→ Data excerpts
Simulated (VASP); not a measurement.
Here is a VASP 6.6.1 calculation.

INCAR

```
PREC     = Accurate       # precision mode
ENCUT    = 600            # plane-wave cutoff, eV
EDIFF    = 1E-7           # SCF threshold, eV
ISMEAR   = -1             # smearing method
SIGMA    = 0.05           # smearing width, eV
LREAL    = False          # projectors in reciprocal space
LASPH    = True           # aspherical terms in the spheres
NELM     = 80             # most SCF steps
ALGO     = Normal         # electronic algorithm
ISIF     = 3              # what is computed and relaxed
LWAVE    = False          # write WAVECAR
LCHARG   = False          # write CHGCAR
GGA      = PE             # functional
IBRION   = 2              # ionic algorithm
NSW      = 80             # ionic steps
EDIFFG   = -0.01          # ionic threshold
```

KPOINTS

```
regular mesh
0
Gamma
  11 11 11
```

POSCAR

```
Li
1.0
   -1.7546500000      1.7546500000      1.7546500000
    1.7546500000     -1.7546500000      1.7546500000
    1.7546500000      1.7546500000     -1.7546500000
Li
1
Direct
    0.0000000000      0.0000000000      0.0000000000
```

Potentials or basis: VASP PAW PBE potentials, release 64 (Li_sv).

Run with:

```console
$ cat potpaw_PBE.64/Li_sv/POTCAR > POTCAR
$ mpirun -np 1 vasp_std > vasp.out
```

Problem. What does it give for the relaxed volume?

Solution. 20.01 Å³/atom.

→ Work order
For this exercise, retype the entire listing exactly.

→ Exercise result
Simulated (VASP); not a measurement.
Here is a VASP 6.6.1 calculation.

INCAR

```
PREC     = Accurate       # precision mode
ENCUT    = 600            # plane-wave cutoff, eV
EDIFF    = 1E-7           # SCF threshold, eV
ISMEAR   = -1             # smearing method
SIGMA    = 0.05           # smearing width, eV
LREAL    = False          # projectors in reciprocal space
LASPH    = True           # aspherical terms in the spheres
NELM     = 80             # most SCF steps
ALGO     = Normal         # electronic algorithm
ISIF     = 3              # what is computed and relaxed
LWAVE    = False          # write WAVECAR
LCHARG   = False          # write CHGCAR
GGA      = PE             # functional
IBRION   = 2              # ionic algorithm
NSW      = 80             # ionic steps
EDIFFG   = -0.01          # ionic threshold
```

KPOINTS

```
regular mesh
0
Gamma
  11 11 11
```

POSCAR

```
Li
1.0
   -1.7546500000      1.7546500000      1.7546500000
    1.7546500000     -1.7546500000      1.7546500000
    1.7546500000      1.7546500000     -1.7546500000
Li
1
Direct
    0.0000000000      0.0000000000      0.0000000000
```

Potentials or basis: VASP PAW PBE potentials, release 64 (Li_sv).

Run with:

```console
$ cat potpaw_PBE.64/Li_sv/POTCAR > POTCAR
$ mpirun -np 1 vasp_std > vasp.out
```

Problem. What does it give for the relaxed volume?

Solution. 20.01 Å³/atom.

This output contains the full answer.